» Raw data
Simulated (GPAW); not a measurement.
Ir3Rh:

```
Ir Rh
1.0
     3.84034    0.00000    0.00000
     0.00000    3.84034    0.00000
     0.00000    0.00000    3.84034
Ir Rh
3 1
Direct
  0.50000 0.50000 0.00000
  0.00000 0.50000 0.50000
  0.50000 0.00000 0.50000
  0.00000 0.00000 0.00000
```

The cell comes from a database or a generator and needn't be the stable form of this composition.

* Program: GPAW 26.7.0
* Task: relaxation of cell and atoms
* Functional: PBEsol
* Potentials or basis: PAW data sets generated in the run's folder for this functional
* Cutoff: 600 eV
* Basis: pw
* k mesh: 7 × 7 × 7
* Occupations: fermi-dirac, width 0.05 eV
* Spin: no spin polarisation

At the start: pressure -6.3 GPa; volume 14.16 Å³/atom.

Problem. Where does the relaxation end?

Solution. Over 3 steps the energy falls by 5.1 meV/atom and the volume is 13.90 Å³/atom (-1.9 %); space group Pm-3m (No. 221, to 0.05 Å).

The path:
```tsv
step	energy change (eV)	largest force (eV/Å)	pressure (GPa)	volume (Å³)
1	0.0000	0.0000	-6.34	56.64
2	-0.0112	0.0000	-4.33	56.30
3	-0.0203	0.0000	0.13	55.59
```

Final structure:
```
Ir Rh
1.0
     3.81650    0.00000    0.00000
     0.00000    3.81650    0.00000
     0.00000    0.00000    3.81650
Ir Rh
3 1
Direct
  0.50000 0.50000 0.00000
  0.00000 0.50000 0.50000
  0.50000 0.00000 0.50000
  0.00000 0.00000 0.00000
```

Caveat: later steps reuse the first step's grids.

» Work instruction
In restating the data, begin at its first line, reproduce each line word for word, and conclude with the line that contains "Problem. Where does the relaxation end?".

» Problem solution
Simulated (GPAW); not a measurement.
Ir3Rh:

```
Ir Rh
1.0
     3.84034    0.00000    0.00000
     0.00000    3.84034    0.00000
     0.00000    0.00000    3.84034
Ir Rh
3 1
Direct
  0.50000 0.50000 0.00000
  0.00000 0.50000 0.50000
  0.50000 0.00000 0.50000
  0.00000 0.00000 0.00000
```

The cell comes from a database or a generator and needn't be the stable form of this composition.

* Program: GPAW 26.7.0
* Task: relaxation of cell and atoms
* Functional: PBEsol
* Potentials or basis: PAW data sets generated in the run's folder for this functional
* Cutoff: 600 eV
* Basis: pw
* k mesh: 7 × 7 × 7
* Occupations: fermi-dirac, width 0.05 eV
* Spin: no spin polarisation

At the start: pressure -6.3 GPa; volume 14.16 Å³/atom.

Problem. Where does the relaxation end?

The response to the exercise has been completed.